**ACTIVITY:** Output only the stretch of the listing that starts at the line containing "Trends in electronic" and ends at the line containing "S1 mainly |", reproduced exactly with both ends.

***** DATA SHOWN *****

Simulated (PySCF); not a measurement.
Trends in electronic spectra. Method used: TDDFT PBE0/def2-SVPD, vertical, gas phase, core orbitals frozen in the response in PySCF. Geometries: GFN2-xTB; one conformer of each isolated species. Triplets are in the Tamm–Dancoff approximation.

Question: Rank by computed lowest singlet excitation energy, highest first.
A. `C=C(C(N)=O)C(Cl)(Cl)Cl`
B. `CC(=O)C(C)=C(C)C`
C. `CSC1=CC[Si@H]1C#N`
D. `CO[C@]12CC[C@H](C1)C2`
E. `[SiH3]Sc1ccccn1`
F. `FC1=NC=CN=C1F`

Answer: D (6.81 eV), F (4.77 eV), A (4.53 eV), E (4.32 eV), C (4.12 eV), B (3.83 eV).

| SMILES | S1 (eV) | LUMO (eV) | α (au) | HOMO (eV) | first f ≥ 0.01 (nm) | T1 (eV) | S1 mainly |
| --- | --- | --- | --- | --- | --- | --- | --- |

*****

**RESPONSE AREA:**
Trends in electronic spectra. Method used: TDDFT PBE0/def2-SVPD, vertical, gas phase, core orbitals frozen in the response in PySCF. Geometries: GFN2-xTB; one conformer of each isolated species. Triplets are in the Tamm–Dancoff approximation.

Question: Rank by computed lowest singlet excitation energy, highest first.
A. `C=C(C(N)=O)C(Cl)(Cl)Cl`
B. `CC(=O)C(C)=C(C)C`
C. `CSC1=CC[Si@H]1C#N`
D. `CO[C@]12CC[C@H](C1)C2`
E. `[SiH3]Sc1ccccn1`
F. `FC1=NC=CN=C1F`

Answer: D (6.81 eV), F (4.77 eV), A (4.53 eV), E (4.32 eV), C (4.12 eV), B (3.83 eV).

| SMILES | S1 (eV) | LUMO (eV) | α (au) | HOMO (eV) | first f ≥ 0.01 (nm) | T1 (eV) | S1 mainly |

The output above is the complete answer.